◆ ◆ ◆ ◆ ◆ ◆ ◆

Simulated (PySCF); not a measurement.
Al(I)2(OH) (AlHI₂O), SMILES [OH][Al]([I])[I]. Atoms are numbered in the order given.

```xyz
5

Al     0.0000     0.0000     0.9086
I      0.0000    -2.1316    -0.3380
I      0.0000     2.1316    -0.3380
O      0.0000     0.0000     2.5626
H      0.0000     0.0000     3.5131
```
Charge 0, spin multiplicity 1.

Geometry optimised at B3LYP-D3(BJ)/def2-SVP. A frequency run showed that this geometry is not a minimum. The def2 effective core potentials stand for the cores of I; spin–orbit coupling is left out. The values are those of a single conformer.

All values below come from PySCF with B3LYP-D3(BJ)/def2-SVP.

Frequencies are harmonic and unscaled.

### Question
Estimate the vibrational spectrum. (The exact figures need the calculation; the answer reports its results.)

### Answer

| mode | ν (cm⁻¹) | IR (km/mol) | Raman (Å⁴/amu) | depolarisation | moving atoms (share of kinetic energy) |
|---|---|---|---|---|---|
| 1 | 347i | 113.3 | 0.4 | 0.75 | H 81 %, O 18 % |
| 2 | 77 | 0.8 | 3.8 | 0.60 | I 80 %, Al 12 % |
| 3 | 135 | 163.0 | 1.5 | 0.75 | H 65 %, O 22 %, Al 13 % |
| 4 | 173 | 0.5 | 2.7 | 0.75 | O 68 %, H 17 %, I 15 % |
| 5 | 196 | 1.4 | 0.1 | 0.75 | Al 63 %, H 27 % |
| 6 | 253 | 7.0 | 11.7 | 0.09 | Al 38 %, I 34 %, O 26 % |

◆ ◆ ◆ ◆ ◆ ◆ ◆

Action item
Only the lines from the first line of the records through the line with "63 %, H 27 % |" should be reproduced, exactly and with nothing added.

Expected answer
Simulated (PySCF); not a measurement.
Al(I)2(OH) (AlHI₂O), SMILES [OH][Al]([I])[I]. Atoms are numbered in the order given.

```xyz
5

Al     0.0000     0.0000     0.9086
I      0.0000    -2.1316    -0.3380
I      0.0000     2.1316    -0.3380
O      0.0000     0.0000     2.5626
H      0.0000     0.0000     3.5131
```
Charge 0, spin multiplicity 1.

Geometry optimised at B3LYP-D3(BJ)/def2-SVP. A frequency run showed that this geometry is not a minimum. The def2 effective core potentials stand for the cores of I; spin–orbit coupling is left out. The values are those of a single conformer.

All values below come from PySCF with B3LYP-D3(BJ)/def2-SVP.

Frequencies are harmonic and unscaled.

### Question
Estimate the vibrational spectrum. (The exact figures need the calculation; the answer reports its results.)

### Answer

| mode | ν (cm⁻¹) | IR (km/mol) | Raman (Å⁴/amu) | depolarisation | moving atoms (share of kinetic energy) |
|---|---|---|---|---|---|
| 1 | 347i | 113.3 | 0.4 | 0.75 | H 81 %, O 18 % |
| 2 | 77 | 0.8 | 3.8 | 0.60 | I 80 %, Al 12 % |
| 3 | 135 | 163.0 | 1.5 | 0.75 | H 65 %, O 22 %, Al 13 % |
| 4 | 173 | 0.5 | 2.7 | 0.75 | O 68 %, H 17 %, I 15 % |
| 5 | 196 | 1.4 | 0.1 | 0.75 | Al 63 %, H 27 % |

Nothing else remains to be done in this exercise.